- ASSIGNED TASK -
Up to and including the line with "A p-type layer", repeat every line of the listing exactly, beginning at the first.

- LISTED ENTRIES -
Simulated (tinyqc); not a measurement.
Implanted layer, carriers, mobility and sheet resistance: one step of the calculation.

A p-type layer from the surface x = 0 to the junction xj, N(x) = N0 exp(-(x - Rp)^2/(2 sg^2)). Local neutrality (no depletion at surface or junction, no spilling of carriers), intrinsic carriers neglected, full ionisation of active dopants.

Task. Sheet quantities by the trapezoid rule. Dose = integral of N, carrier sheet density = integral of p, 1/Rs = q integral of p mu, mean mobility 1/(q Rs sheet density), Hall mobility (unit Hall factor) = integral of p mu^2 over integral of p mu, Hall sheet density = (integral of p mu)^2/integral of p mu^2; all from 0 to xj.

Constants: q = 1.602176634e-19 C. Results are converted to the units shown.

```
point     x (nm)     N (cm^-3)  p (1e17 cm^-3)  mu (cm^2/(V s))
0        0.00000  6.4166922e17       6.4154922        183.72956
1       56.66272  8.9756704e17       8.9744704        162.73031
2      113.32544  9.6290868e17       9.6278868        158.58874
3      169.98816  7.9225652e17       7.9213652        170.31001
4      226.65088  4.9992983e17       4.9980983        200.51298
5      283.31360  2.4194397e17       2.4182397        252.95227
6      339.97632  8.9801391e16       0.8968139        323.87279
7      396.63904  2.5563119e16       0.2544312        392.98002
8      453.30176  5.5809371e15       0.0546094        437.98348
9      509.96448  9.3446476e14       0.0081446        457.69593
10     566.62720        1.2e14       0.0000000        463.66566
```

- EXERCISE RESPONSE -
Simulated (tinyqc); not a measurement.
Implanted layer, carriers, mobility and sheet resistance: one step of the calculation.

A p-type layer from the surface x = 0 to the junction xj, N(x) = N0 exp(-(x - Rp)^2/(2 sg^2)). Local neutrality (no depletion at surface or junction, no spilling of carriers), intrinsic carriers neglected, full ionisation of active dopants.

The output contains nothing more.